──────── LISTED ENTRIES ────────

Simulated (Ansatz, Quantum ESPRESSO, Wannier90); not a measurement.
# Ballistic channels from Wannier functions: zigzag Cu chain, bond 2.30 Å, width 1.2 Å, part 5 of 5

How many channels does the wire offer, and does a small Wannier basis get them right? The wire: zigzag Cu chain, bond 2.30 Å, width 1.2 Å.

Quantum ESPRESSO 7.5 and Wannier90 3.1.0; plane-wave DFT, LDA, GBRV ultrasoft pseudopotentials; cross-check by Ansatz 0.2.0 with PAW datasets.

────────

ASSIGNMENT>
Transcribe every record above exactly as written.

TASK OUTPUT>
Simulated (Ansatz, Quantum ESPRESSO, Wannier90); not a measurement.
# Ballistic channels from Wannier functions: zigzag Cu chain, bond 2.30 Å, width 1.2 Å, part 5 of 5

How many channels does the wire offer, and does a small Wannier basis get them right? The wire: zigzag Cu chain, bond 2.30 Å, width 1.2 Å.

Quantum ESPRESSO 7.5 and Wannier90 3.1.0; plane-wave DFT, LDA, GBRV ultrasoft pseudopotentials; cross-check by Ansatz 0.2.0 with PAW datasets.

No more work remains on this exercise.